REQUIREMENT —
Word for word, please restate the lines from the beginning of the data through the line in which "Question: These geometries" appears.

── DATA EXTRACT
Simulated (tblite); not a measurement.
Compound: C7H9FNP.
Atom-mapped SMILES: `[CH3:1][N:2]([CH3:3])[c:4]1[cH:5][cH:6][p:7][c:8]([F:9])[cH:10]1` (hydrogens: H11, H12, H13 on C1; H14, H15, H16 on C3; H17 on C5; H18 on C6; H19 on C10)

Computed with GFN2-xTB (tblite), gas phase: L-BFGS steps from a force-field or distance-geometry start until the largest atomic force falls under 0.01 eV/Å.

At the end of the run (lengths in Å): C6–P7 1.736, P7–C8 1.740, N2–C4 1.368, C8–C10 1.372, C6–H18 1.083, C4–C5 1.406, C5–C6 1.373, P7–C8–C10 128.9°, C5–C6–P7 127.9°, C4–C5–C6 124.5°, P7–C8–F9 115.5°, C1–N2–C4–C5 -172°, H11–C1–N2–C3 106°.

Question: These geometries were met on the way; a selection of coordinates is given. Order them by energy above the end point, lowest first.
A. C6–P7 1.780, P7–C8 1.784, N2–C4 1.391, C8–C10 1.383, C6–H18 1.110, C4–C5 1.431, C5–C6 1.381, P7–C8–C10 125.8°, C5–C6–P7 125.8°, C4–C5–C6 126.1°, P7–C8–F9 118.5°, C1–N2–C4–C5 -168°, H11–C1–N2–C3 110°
────

RESPONSE —
Simulated (tblite); not a measurement.
Compound: C7H9FNP.
Atom-mapped SMILES: `[CH3:1][N:2]([CH3:3])[c:4]1[cH:5][cH:6][p:7][c:8]([F:9])[cH:10]1` (hydrogens: H11, H12, H13 on C1; H14, H15, H16 on C3; H17 on C5; H18 on C6; H19 on C10)

Computed with GFN2-xTB (tblite), gas phase: L-BFGS steps from a force-field or distance-geometry start until the largest atomic force falls under 0.01 eV/Å.

At the end of the run (lengths in Å): C6–P7 1.736, P7–C8 1.740, N2–C4 1.368, C8–C10 1.372, C6–H18 1.083, C4–C5 1.406, C5–C6 1.373, P7–C8–C10 128.9°, C5–C6–P7 127.9°, C4–C5–C6 124.5°, P7–C8–F9 115.5°, C1–N2–C4–C5 -172°, H11–C1–N2–C3 106°.

Question: These geometries were met on the way; a selection of coordinates is given. Order them by energy above the end point, lowest first.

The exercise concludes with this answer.